→ **Action item**
Extract exactly those lines that lie between the start of the material and the line with "From the two", including both boundary lines and no others.

· · · ·

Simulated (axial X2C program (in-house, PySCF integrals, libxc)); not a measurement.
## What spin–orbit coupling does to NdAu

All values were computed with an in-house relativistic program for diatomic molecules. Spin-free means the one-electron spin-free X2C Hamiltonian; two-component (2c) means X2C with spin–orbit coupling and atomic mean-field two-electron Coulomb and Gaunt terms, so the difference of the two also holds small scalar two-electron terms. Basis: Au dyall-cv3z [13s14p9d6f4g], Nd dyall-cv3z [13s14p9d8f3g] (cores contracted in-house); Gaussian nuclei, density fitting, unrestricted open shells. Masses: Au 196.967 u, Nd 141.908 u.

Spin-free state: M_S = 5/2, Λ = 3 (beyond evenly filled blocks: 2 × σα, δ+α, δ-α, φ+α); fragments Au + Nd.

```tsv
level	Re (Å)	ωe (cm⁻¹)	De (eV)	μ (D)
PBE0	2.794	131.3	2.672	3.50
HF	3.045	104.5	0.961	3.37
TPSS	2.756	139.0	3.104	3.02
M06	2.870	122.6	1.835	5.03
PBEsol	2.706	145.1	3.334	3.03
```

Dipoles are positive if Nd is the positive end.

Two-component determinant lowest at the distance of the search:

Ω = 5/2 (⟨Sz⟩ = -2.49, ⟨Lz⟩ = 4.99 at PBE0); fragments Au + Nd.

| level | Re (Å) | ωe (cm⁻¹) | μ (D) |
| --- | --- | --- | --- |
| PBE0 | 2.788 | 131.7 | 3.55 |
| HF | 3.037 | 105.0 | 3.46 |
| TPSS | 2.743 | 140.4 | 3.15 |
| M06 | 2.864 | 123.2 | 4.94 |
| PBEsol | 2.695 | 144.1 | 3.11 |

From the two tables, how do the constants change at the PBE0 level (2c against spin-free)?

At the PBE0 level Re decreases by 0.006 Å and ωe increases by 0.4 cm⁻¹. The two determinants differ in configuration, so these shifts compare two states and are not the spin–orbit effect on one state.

· · · ·

→ **Answer area**
Simulated (axial X2C program (in-house, PySCF integrals, libxc)); not a measurement.
## What spin–orbit coupling does to NdAu

All values were computed with an in-house relativistic program for diatomic molecules. Spin-free means the one-electron spin-free X2C Hamiltonian; two-component (2c) means X2C with spin–orbit coupling and atomic mean-field two-electron Coulomb and Gaunt terms, so the difference of the two also holds small scalar two-electron terms. Basis: Au dyall-cv3z [13s14p9d6f4g], Nd dyall-cv3z [13s14p9d8f3g] (cores contracted in-house); Gaussian nuclei, density fitting, unrestricted open shells. Masses: Au 196.967 u, Nd 141.908 u.

Spin-free state: M_S = 5/2, Λ = 3 (beyond evenly filled blocks: 2 × σα, δ+α, δ-α, φ+α); fragments Au + Nd.

```tsv
level	Re (Å)	ωe (cm⁻¹)	De (eV)	μ (D)
PBE0	2.794	131.3	2.672	3.50
HF	3.045	104.5	0.961	3.37
TPSS	2.756	139.0	3.104	3.02
M06	2.870	122.6	1.835	5.03
PBEsol	2.706	145.1	3.334	3.03
```

Dipoles are positive if Nd is the positive end.

Two-component determinant lowest at the distance of the search:

Ω = 5/2 (⟨Sz⟩ = -2.49, ⟨Lz⟩ = 4.99 at PBE0); fragments Au + Nd.

| level | Re (Å) | ωe (cm⁻¹) | μ (D) |
| --- | --- | --- | --- |
| PBE0 | 2.788 | 131.7 | 3.55 |
| HF | 3.037 | 105.0 | 3.46 |
| TPSS | 2.743 | 140.4 | 3.15 |
| M06 | 2.864 | 123.2 | 4.94 |
| PBEsol | 2.695 | 144.1 | 3.11 |

From the two tables, how do the constants change at the PBE0 level (2c against spin-free)?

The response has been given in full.